WORK ITEM: Copy the lines exactly. Begin at the first line of the data and stop after the line with "Vertical ionisation energy".

EXTRACTED INFORMATION:
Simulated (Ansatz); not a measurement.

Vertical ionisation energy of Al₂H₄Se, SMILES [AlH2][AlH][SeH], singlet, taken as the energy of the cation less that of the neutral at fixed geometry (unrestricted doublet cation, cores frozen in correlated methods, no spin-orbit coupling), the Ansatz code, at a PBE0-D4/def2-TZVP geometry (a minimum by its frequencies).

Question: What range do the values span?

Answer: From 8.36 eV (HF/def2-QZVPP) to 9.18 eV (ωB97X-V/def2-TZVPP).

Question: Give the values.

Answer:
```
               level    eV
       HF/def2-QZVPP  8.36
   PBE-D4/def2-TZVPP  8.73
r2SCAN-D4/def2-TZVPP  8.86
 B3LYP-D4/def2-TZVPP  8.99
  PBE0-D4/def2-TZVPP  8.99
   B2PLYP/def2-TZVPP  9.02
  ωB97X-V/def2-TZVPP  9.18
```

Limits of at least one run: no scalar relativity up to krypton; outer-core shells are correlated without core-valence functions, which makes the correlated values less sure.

EXPECTED ANSWER:
Simulated (Ansatz); not a measurement.

Vertical ionisation energy of Al₂H₄Se, SMILES [AlH2][AlH][SeH], singlet, taken as the energy of the cation less that of the neutral at fixed geometry (unrestricted doublet cation, cores frozen in correlated methods, no spin-orbit coupling), the Ansatz code, at a PBE0-D4/def2-TZVP geometry (a minimum by its frequencies).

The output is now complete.